## Supplied material
□ □ □ □ □ □ □
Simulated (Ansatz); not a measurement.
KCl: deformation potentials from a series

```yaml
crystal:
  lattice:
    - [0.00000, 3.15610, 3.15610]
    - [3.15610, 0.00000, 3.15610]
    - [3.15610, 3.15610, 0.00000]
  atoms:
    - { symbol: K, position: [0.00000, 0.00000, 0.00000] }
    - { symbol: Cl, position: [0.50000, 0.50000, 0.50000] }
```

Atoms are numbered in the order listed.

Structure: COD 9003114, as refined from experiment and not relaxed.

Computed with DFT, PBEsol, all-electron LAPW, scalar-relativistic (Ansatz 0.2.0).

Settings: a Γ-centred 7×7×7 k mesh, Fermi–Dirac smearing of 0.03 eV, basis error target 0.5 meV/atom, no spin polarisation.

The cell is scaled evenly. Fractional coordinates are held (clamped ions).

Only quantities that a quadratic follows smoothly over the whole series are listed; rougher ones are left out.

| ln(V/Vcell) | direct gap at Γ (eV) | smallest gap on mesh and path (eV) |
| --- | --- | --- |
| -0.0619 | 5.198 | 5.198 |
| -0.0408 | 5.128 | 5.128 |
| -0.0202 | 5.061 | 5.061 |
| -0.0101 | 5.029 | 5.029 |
□ □ □ □ □ □ □

## Task item
Set every line down again exactly. Begin with the first line of the entries and finish with the line containing "5.061 | 5.061 |".

## Reply
Simulated (Ansatz); not a measurement.
KCl: deformation potentials from a series

```yaml
crystal:
  lattice:
    - [0.00000, 3.15610, 3.15610]
    - [3.15610, 0.00000, 3.15610]
    - [3.15610, 3.15610, 0.00000]
  atoms:
    - { symbol: K, position: [0.00000, 0.00000, 0.00000] }
    - { symbol: Cl, position: [0.50000, 0.50000, 0.50000] }
```

Atoms are numbered in the order listed.

Structure: COD 9003114, as refined from experiment and not relaxed.

Computed with DFT, PBEsol, all-electron LAPW, scalar-relativistic (Ansatz 0.2.0).

Settings: a Γ-centred 7×7×7 k mesh, Fermi–Dirac smearing of 0.03 eV, basis error target 0.5 meV/atom, no spin polarisation.

The cell is scaled evenly. Fractional coordinates are held (clamped ions).

Only quantities that a quadratic follows smoothly over the whole series are listed; rougher ones are left out.

| ln(V/Vcell) | direct gap at Γ (eV) | smallest gap on mesh and path (eV) |
| --- | --- | --- |
| -0.0619 | 5.198 | 5.198 |
| -0.0408 | 5.128 | 5.128 |
| -0.0202 | 5.061 | 5.061 |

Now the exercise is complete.